#### [Activity]
Can the data below be echoed back word for word?

#### [Data for review]
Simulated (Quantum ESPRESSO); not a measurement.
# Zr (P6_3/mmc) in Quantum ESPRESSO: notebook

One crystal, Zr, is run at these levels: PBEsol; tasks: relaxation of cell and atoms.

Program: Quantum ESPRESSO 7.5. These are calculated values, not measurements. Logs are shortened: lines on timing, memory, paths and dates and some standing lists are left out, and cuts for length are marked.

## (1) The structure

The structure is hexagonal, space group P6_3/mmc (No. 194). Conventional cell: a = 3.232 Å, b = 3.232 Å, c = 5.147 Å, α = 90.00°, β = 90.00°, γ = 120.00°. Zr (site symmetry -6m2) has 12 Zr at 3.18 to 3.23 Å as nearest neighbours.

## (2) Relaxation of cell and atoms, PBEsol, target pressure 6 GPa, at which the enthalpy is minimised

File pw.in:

#### [Answer section]
Simulated (Quantum ESPRESSO); not a measurement.
# Zr (P6_3/mmc) in Quantum ESPRESSO: notebook

One crystal, Zr, is run at these levels: PBEsol; tasks: relaxation of cell and atoms.

Program: Quantum ESPRESSO 7.5. These are calculated values, not measurements. Logs are shortened: lines on timing, memory, paths and dates and some standing lists are left out, and cuts for length are marked.

## (1) The structure

The structure is hexagonal, space group P6_3/mmc (No. 194). Conventional cell: a = 3.232 Å, b = 3.232 Å, c = 5.147 Å, α = 90.00°, β = 90.00°, γ = 120.00°. Zr (site symmetry -6m2) has 12 Zr at 3.18 to 3.23 Å as nearest neighbours.

## (2) Relaxation of cell and atoms, PBEsol, target pressure 6 GPa, at which the enthalpy is minimised

File pw.in:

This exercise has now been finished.